- TASK ITEM: Please reproduce the whole listing without altering anything.

════

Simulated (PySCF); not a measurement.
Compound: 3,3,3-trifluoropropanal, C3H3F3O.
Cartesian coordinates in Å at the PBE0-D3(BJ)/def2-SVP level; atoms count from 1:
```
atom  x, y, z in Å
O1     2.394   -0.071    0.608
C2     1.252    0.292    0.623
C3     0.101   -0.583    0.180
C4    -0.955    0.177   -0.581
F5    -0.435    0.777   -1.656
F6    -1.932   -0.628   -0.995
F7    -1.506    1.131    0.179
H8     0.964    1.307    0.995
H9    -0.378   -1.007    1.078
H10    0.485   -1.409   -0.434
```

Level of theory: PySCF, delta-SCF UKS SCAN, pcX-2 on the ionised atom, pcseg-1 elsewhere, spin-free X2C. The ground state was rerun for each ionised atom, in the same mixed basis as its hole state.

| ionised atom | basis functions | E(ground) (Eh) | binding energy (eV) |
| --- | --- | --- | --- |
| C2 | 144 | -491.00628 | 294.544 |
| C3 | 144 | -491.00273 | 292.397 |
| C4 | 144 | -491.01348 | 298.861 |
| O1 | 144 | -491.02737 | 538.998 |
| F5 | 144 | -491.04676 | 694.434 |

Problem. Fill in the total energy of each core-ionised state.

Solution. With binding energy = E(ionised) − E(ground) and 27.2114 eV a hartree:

════

- ANSWER SECTION:
Simulated (PySCF); not a measurement.
Compound: 3,3,3-trifluoropropanal, C3H3F3O.
Cartesian coordinates in Å at the PBE0-D3(BJ)/def2-SVP level; atoms count from 1:
```
atom  x, y, z in Å
O1     2.394   -0.071    0.608
C2     1.252    0.292    0.623
C3     0.101   -0.583    0.180
C4    -0.955    0.177   -0.581
F5    -0.435    0.777   -1.656
F6    -1.932   -0.628   -0.995
F7    -1.506    1.131    0.179
H8     0.964    1.307    0.995
H9    -0.378   -1.007    1.078
H10    0.485   -1.409   -0.434
```

Level of theory: PySCF, delta-SCF UKS SCAN, pcX-2 on the ionised atom, pcseg-1 elsewhere, spin-free X2C. The ground state was rerun for each ionised atom, in the same mixed basis as its hole state.

| ionised atom | basis functions | E(ground) (Eh) | binding energy (eV) |
| --- | --- | --- | --- |
| C2 | 144 | -491.00628 | 294.544 |
| C3 | 144 | -491.00273 | 292.397 |
| C4 | 144 | -491.01348 | 298.861 |
| O1 | 144 | -491.02737 | 538.998 |
| F5 | 144 | -491.04676 | 694.434 |

Problem. Fill in the total energy of each core-ionised state.

Solution. With binding energy = E(ionised) − E(ground) and 27.2114 eV a hartree:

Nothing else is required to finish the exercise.